■ Work instruction ■
Print every entry again, precisely as written.

(Supplied information begins)

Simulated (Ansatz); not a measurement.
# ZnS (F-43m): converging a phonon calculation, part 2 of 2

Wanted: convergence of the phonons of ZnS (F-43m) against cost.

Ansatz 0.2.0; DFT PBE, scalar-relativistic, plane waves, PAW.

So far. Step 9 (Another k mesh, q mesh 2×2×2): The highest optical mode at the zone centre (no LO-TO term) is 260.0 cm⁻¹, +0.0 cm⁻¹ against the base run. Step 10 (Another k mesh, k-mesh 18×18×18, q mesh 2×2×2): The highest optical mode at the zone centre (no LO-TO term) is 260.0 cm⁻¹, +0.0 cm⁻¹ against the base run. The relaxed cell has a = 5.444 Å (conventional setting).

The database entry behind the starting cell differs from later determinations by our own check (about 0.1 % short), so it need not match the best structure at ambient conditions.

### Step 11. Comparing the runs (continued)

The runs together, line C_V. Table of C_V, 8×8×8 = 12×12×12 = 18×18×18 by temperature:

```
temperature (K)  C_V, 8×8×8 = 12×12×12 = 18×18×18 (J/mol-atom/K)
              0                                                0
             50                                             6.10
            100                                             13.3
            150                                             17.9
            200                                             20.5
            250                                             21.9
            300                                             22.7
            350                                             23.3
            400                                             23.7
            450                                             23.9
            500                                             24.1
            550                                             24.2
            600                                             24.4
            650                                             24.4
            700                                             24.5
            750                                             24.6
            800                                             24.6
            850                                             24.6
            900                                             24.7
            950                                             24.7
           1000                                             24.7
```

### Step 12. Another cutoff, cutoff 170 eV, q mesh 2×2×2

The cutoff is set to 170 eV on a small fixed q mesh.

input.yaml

(Supplied information ends)

■ Task solution ■
Simulated (Ansatz); not a measurement.
# ZnS (F-43m): converging a phonon calculation, part 2 of 2

Wanted: convergence of the phonons of ZnS (F-43m) against cost.

Ansatz 0.2.0; DFT PBE, scalar-relativistic, plane waves, PAW.

So far. Step 9 (Another k mesh, q mesh 2×2×2): The highest optical mode at the zone centre (no LO-TO term) is 260.0 cm⁻¹, +0.0 cm⁻¹ against the base run. Step 10 (Another k mesh, k-mesh 18×18×18, q mesh 2×2×2): The highest optical mode at the zone centre (no LO-TO term) is 260.0 cm⁻¹, +0.0 cm⁻¹ against the base run. The relaxed cell has a = 5.444 Å (conventional setting).

The database entry behind the starting cell differs from later determinations by our own check (about 0.1 % short), so it need not match the best structure at ambient conditions.

### Step 11. Comparing the runs (continued)

The runs together, line C_V. Table of C_V, 8×8×8 = 12×12×12 = 18×18×18 by temperature:

```
temperature (K)  C_V, 8×8×8 = 12×12×12 = 18×18×18 (J/mol-atom/K)
              0                                                0
             50                                             6.10
            100                                             13.3
            150                                             17.9
            200                                             20.5
            250                                             21.9
            300                                             22.7
            350                                             23.3
            400                                             23.7
            450                                             23.9
            500                                             24.1
            550                                             24.2
            600                                             24.4
            650                                             24.4
            700                                             24.5
            750                                             24.6
            800                                             24.6
            850                                             24.6
            900                                             24.7
            950                                             24.7
           1000                                             24.7
```

### Step 12. Another cutoff, cutoff 170 eV, q mesh 2×2×2

The cutoff is set to 170 eV on a small fixed q mesh.

input.yaml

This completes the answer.